* Action item *
From the first line of the data below through the line holding "- 7.98, cp (kJ/(kg K)): 1.050", write out each line exactly as it stands.

* Information provided *
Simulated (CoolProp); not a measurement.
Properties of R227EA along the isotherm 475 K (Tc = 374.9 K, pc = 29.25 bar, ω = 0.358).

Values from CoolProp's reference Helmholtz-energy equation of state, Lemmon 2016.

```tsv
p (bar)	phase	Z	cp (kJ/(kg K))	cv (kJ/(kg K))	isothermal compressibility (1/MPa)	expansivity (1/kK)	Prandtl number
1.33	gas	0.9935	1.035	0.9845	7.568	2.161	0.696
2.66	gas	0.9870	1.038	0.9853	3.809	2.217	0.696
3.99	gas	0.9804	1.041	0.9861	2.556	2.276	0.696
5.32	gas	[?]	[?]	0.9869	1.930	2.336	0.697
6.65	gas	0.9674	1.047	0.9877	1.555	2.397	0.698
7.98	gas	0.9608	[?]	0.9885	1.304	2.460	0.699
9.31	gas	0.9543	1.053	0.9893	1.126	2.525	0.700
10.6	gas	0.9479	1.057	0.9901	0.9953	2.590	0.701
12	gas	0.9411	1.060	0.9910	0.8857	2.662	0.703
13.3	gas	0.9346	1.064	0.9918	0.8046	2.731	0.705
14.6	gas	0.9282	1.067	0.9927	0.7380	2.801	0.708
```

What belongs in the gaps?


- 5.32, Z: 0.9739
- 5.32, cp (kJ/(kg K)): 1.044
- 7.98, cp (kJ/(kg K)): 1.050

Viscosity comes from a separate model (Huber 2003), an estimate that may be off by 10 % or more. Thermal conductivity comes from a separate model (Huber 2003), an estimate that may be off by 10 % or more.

* Worked solution *
Simulated (CoolProp); not a measurement.
Properties of R227EA along the isotherm 475 K (Tc = 374.9 K, pc = 29.25 bar, ω = 0.358).

Values from CoolProp's reference Helmholtz-energy equation of state, Lemmon 2016.

```tsv
p (bar)	phase	Z	cp (kJ/(kg K))	cv (kJ/(kg K))	isothermal compressibility (1/MPa)	expansivity (1/kK)	Prandtl number
1.33	gas	0.9935	1.035	0.9845	7.568	2.161	0.696
2.66	gas	0.9870	1.038	0.9853	3.809	2.217	0.696
3.99	gas	0.9804	1.041	0.9861	2.556	2.276	0.696
5.32	gas	[?]	[?]	0.9869	1.930	2.336	0.697
6.65	gas	0.9674	1.047	0.9877	1.555	2.397	0.698
7.98	gas	0.9608	[?]	0.9885	1.304	2.460	0.699
9.31	gas	0.9543	1.053	0.9893	1.126	2.525	0.700
10.6	gas	0.9479	1.057	0.9901	0.9953	2.590	0.701
12	gas	0.9411	1.060	0.9910	0.8857	2.662	0.703
13.3	gas	0.9346	1.064	0.9918	0.8046	2.731	0.705
14.6	gas	0.9282	1.067	0.9927	0.7380	2.801	0.708
```

What belongs in the gaps?


- 5.32, Z: 0.9739
- 5.32, cp (kJ/(kg K)): 1.044
- 7.98, cp (kJ/(kg K)): 1.050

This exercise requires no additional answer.